* _EXERCISE_: Reproduce the records below exactly as they appear.

* _PROVIDED RECORDS_:
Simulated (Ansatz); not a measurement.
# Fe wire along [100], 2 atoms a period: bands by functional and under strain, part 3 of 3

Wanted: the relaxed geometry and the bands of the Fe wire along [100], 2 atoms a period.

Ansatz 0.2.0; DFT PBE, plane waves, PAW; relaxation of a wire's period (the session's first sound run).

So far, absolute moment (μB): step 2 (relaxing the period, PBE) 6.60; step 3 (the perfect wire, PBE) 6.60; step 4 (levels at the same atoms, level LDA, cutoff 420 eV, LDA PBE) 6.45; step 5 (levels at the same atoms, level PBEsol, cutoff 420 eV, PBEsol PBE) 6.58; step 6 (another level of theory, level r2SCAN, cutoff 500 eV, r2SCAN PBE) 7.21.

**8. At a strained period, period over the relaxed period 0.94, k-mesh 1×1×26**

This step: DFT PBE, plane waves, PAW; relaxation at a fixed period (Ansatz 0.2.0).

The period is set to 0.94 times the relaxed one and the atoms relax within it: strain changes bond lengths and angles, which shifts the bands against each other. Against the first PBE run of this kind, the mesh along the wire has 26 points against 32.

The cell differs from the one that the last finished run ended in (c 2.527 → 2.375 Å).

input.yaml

* _ANSWER AREA_:
Simulated (Ansatz); not a measurement.
# Fe wire along [100], 2 atoms a period: bands by functional and under strain, part 3 of 3

Wanted: the relaxed geometry and the bands of the Fe wire along [100], 2 atoms a period.

Ansatz 0.2.0; DFT PBE, plane waves, PAW; relaxation of a wire's period (the session's first sound run).

So far, absolute moment (μB): step 2 (relaxing the period, PBE) 6.60; step 3 (the perfect wire, PBE) 6.60; step 4 (levels at the same atoms, level LDA, cutoff 420 eV, LDA PBE) 6.45; step 5 (levels at the same atoms, level PBEsol, cutoff 420 eV, PBEsol PBE) 6.58; step 6 (another level of theory, level r2SCAN, cutoff 500 eV, r2SCAN PBE) 7.21.

**8. At a strained period, period over the relaxed period 0.94, k-mesh 1×1×26**

This step: DFT PBE, plane waves, PAW; relaxation at a fixed period (Ansatz 0.2.0).

The period is set to 0.94 times the relaxed one and the atoms relax within it: strain changes bond lengths and angles, which shifts the bands against each other. Against the first PBE run of this kind, the mesh along the wire has 26 points against 32.

The cell differs from the one that the last finished run ended in (c 2.527 → 2.375 Å).

input.yaml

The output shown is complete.